▸ Exercise
Each line starting at the one that contains "orbitals of Ansatz." and ending at the one that contains "atoms (over 0.3)?" must be returned exactly, and the rest of the listing is left out.

◇ ◇ ◇ ◇
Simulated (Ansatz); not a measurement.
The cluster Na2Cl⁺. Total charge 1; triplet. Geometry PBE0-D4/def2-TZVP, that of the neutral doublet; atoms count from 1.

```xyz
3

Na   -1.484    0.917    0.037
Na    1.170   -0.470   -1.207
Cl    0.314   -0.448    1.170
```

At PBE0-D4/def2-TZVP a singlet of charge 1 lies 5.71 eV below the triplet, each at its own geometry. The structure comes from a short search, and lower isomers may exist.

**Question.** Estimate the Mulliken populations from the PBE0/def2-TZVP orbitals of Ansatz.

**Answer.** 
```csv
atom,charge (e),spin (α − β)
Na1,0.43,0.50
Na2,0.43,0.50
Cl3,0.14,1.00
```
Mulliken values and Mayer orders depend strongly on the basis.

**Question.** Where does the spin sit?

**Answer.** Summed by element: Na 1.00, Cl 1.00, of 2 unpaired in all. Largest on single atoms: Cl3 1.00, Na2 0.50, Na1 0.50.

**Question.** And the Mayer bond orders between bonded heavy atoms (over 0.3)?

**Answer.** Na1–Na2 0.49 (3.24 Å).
◇ ◇ ◇ ◇

▸ Task response
**Question.** Estimate the Mulliken populations from the PBE0/def2-TZVP orbitals of Ansatz.

**Answer.** 
```csv
atom,charge (e),spin (α − β)
Na1,0.43,0.50
Na2,0.43,0.50
Cl3,0.14,1.00
```
Mulliken values and Mayer orders depend strongly on the basis.

**Question.** Where does the spin sit?

**Answer.** Summed by element: Na 1.00, Cl 1.00, of 2 unpaired in all. Largest on single atoms: Cl3 1.00, Na2 0.50, Na1 0.50.

**Question.** And the Mayer bond orders between bonded heavy atoms (over 0.3)?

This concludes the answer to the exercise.